━━━━━ Source information ━━━━━
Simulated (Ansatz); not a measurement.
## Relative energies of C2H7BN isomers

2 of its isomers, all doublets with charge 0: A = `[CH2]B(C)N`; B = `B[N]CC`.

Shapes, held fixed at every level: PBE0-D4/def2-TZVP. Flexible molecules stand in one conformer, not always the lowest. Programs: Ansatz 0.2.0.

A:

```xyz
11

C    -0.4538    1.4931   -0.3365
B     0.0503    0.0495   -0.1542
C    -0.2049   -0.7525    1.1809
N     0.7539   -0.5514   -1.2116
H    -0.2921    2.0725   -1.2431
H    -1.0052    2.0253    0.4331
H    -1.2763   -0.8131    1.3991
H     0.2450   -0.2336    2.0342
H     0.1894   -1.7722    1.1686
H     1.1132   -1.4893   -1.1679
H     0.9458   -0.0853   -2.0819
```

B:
━━━━━

* [Work order]: Using the entries above, extract exactly the span from the line with "## Relative energies of C2H7BN isomers" to the line with "Shapes, held fixed", both lines included; leave out everything else.

* [Your response]:
## Relative energies of C2H7BN isomers

2 of its isomers, all doublets with charge 0: A = `[CH2]B(C)N`; B = `B[N]CC`.

Shapes, held fixed at every level: PBE0-D4/def2-TZVP. Flexible molecules stand in one conformer, not always the lowest. Programs: Ansatz 0.2.0.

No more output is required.